§ WORK REQUEST
Using the records below, repeat exactly the lines from the one holding "Valence states are taken as typed." through the one holding "In which forms is Mg present?", both ends included, and no others.

= = = = = = =

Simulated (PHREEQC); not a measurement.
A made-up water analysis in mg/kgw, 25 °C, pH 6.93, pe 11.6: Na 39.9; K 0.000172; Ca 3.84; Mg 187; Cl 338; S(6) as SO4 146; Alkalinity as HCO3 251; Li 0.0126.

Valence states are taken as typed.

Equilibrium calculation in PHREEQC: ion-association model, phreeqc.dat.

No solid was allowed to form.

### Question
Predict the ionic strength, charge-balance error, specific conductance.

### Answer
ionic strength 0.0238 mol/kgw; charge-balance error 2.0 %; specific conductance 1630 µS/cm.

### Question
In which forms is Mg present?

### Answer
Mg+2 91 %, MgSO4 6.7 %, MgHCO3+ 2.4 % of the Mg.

= = = = = = =

§ ANSWER SECTION
Valence states are taken as typed.

Equilibrium calculation in PHREEQC: ion-association model, phreeqc.dat.

No solid was allowed to form.

### Question
Predict the ionic strength, charge-balance error, specific conductance.

### Answer
ionic strength 0.0238 mol/kgw; charge-balance error 2.0 %; specific conductance 1630 µS/cm.

### Question
In which forms is Mg present?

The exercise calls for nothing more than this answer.